===== SOURCE INFORMATION =====

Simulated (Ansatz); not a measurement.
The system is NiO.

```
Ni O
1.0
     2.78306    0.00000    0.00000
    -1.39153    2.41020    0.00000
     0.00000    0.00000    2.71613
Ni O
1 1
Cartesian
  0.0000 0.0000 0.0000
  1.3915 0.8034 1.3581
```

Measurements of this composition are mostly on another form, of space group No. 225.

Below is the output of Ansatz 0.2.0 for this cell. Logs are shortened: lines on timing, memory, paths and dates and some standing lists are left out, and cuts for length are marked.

=====

◆ **WORK TASK**: Beginning with the opening line and ending with the final one, transcribe the material exactly.

◆ **YOUR RESPONSE**:
Simulated (Ansatz); not a measurement.
The system is NiO.

```
Ni O
1.0
     2.78306    0.00000    0.00000
    -1.39153    2.41020    0.00000
     0.00000    0.00000    2.71613
Ni O
1 1
Cartesian
  0.0000 0.0000 0.0000
  1.3915 0.8034 1.3581
```

Measurements of this composition are mostly on another form, of space group No. 225.

Below is the output of Ansatz 0.2.0 for this cell. Logs are shortened: lines on timing, memory, paths and dates and some standing lists are left out, and cuts for length are marked.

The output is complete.